-------

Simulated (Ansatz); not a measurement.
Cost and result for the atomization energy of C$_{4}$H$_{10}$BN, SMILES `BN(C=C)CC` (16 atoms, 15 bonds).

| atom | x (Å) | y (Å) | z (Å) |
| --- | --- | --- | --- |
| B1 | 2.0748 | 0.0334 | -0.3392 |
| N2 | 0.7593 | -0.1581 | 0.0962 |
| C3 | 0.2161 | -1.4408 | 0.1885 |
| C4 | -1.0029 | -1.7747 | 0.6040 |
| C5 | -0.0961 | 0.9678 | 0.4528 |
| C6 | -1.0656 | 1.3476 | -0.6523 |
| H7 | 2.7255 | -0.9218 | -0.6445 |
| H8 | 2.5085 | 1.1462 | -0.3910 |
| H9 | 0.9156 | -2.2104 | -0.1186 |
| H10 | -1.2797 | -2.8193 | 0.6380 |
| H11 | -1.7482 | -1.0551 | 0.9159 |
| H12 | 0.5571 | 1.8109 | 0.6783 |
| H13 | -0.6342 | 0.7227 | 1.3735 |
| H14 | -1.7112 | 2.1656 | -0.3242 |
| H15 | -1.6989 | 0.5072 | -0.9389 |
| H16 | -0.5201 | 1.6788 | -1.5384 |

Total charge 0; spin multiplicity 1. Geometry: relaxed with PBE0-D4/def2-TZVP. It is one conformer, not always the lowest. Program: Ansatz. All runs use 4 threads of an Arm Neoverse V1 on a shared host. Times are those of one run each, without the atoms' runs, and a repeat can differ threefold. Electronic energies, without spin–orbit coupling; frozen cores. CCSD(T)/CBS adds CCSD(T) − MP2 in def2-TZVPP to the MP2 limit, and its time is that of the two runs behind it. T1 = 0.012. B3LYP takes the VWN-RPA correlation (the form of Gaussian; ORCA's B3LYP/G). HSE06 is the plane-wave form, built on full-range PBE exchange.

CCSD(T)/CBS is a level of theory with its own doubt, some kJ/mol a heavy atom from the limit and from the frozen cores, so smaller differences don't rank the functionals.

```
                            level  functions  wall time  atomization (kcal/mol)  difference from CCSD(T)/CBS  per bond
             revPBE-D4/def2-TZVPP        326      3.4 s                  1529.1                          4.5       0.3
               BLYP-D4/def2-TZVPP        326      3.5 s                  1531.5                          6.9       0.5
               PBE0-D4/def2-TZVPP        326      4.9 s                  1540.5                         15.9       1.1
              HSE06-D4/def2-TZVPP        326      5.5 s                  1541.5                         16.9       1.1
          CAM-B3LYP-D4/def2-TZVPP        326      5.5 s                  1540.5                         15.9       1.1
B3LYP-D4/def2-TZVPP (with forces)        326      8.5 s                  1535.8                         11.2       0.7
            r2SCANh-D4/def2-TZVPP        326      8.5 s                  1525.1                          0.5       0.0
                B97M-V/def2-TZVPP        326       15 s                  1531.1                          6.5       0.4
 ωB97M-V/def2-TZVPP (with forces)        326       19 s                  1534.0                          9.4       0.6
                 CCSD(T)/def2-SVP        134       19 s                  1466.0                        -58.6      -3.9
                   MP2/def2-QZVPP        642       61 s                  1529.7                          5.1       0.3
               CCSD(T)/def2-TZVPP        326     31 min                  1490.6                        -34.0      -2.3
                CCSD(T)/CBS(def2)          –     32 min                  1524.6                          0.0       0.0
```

-------

Beginning of the records through the line with "Total charge 0;": return that span exactly and stop there.

Simulated (Ansatz); not a measurement.
Cost and result for the atomization energy of C$_{4}$H$_{10}$BN, SMILES `BN(C=C)CC` (16 atoms, 15 bonds).

| atom | x (Å) | y (Å) | z (Å) |
| --- | --- | --- | --- |
| B1 | 2.0748 | 0.0334 | -0.3392 |
| N2 | 0.7593 | -0.1581 | 0.0962 |
| C3 | 0.2161 | -1.4408 | 0.1885 |
| C4 | -1.0029 | -1.7747 | 0.6040 |
| C5 | -0.0961 | 0.9678 | 0.4528 |
| C6 | -1.0656 | 1.3476 | -0.6523 |
| H7 | 2.7255 | -0.9218 | -0.6445 |
| H8 | 2.5085 | 1.1462 | -0.3910 |
| H9 | 0.9156 | -2.2104 | -0.1186 |
| H10 | -1.2797 | -2.8193 | 0.6380 |
| H11 | -1.7482 | -1.0551 | 0.9159 |
| H12 | 0.5571 | 1.8109 | 0.6783 |
| H13 | -0.6342 | 0.7227 | 1.3735 |
| H14 | -1.7112 | 2.1656 | -0.3242 |
| H15 | -1.6989 | 0.5072 | -0.9389 |
| H16 | -0.5201 | 1.6788 | -1.5384 |

Total charge 0; spin multiplicity 1. Geometry: relaxed with PBE0-D4/def2-TZVP. It is one conformer, not always the lowest. Program: Ansatz. All runs use 4 threads of an Arm Neoverse V1 on a shared host. Times are those of one run each, without the atoms' runs, and a repeat can differ threefold. Electronic energies, without spin–orbit coupling; frozen cores. CCSD(T)/CBS adds CCSD(T) − MP2 in def2-TZVPP to the MP2 limit, and its time is that of the two runs behind it. T1 = 0.012. B3LYP takes the VWN-RPA correlation (the form of Gaussian; ORCA's B3LYP/G). HSE06 is the plane-wave form, built on full-range PBE exchange.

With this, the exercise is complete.